■ Given data
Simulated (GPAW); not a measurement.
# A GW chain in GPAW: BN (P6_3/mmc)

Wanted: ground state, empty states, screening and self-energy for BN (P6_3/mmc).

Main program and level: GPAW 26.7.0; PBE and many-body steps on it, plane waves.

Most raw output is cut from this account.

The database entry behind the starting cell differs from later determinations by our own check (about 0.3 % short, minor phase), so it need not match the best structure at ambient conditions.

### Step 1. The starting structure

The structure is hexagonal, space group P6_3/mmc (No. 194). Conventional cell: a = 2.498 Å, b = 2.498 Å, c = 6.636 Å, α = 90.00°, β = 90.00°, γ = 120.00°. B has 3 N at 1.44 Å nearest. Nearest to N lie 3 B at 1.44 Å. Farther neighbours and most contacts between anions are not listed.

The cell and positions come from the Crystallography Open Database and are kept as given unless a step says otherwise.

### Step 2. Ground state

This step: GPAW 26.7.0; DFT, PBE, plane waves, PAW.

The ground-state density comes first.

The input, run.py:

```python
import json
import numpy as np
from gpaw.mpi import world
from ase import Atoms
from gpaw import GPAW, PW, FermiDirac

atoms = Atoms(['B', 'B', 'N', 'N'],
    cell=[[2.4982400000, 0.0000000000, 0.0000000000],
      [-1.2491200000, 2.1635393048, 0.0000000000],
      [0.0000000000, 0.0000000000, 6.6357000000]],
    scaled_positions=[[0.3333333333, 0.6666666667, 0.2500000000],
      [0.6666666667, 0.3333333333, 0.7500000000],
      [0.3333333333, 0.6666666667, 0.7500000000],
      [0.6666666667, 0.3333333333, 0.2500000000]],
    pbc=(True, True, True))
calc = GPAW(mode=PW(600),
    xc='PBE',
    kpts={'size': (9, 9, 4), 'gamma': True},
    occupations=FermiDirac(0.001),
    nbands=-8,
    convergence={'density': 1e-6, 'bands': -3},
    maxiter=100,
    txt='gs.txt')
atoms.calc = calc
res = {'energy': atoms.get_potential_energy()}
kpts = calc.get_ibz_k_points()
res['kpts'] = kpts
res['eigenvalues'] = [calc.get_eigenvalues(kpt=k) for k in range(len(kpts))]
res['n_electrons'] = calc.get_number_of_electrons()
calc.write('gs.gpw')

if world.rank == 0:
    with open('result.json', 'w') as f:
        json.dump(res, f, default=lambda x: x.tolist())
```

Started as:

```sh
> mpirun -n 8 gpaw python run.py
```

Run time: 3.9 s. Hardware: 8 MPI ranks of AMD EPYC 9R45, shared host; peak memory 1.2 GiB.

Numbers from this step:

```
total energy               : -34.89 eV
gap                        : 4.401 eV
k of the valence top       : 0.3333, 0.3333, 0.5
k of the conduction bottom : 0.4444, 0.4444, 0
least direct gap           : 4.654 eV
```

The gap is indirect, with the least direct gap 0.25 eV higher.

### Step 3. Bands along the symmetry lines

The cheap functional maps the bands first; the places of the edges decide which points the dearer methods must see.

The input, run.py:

■ Work task
Retype the entries above exactly, but only from the line containing "# A GW chain in GPAW: BN (P6_3/mmc)" through the line containing "Most raw output is cut from this account.", both included.

■ Answer section
# A GW chain in GPAW: BN (P6_3/mmc)

Wanted: ground state, empty states, screening and self-energy for BN (P6_3/mmc).

Main program and level: GPAW 26.7.0; PBE and many-body steps on it, plane waves.

Most raw output is cut from this account.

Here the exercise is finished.